————

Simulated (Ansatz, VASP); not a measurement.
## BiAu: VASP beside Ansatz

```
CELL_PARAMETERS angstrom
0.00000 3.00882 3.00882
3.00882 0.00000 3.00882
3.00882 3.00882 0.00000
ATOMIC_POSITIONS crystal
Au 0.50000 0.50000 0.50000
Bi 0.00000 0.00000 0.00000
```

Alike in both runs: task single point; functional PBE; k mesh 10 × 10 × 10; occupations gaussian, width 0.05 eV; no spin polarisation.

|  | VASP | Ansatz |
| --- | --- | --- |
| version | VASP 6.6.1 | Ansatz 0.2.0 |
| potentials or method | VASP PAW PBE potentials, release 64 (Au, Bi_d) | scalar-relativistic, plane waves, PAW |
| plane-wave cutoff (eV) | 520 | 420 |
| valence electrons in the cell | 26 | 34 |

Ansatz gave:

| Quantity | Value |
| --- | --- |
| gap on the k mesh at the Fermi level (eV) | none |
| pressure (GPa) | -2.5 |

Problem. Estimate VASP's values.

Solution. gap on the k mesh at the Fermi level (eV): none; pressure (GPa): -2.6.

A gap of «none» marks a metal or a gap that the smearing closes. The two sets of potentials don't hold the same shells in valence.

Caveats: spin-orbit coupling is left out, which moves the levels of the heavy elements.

————

WORK ITEM
Return the lines exactly as they stand, please. Start at the top of the material and finish with the line where "shells in valence." appears.

PROBLEM SOLUTION
Simulated (Ansatz, VASP); not a measurement.
## BiAu: VASP beside Ansatz

```
CELL_PARAMETERS angstrom
0.00000 3.00882 3.00882
3.00882 0.00000 3.00882
3.00882 3.00882 0.00000
ATOMIC_POSITIONS crystal
Au 0.50000 0.50000 0.50000
Bi 0.00000 0.00000 0.00000
```

Alike in both runs: task single point; functional PBE; k mesh 10 × 10 × 10; occupations gaussian, width 0.05 eV; no spin polarisation.

|  | VASP | Ansatz |
| --- | --- | --- |
| version | VASP 6.6.1 | Ansatz 0.2.0 |
| potentials or method | VASP PAW PBE potentials, release 64 (Au, Bi_d) | scalar-relativistic, plane waves, PAW |
| plane-wave cutoff (eV) | 520 | 420 |
| valence electrons in the cell | 26 | 34 |

Ansatz gave:

| Quantity | Value |
| --- | --- |
| gap on the k mesh at the Fermi level (eV) | none |
| pressure (GPa) | -2.5 |

Problem. Estimate VASP's values.

Solution. gap on the k mesh at the Fermi level (eV): none; pressure (GPa): -2.6.

A gap of «none» marks a metal or a gap that the smearing closes. The two sets of potentials don't hold the same shells in valence.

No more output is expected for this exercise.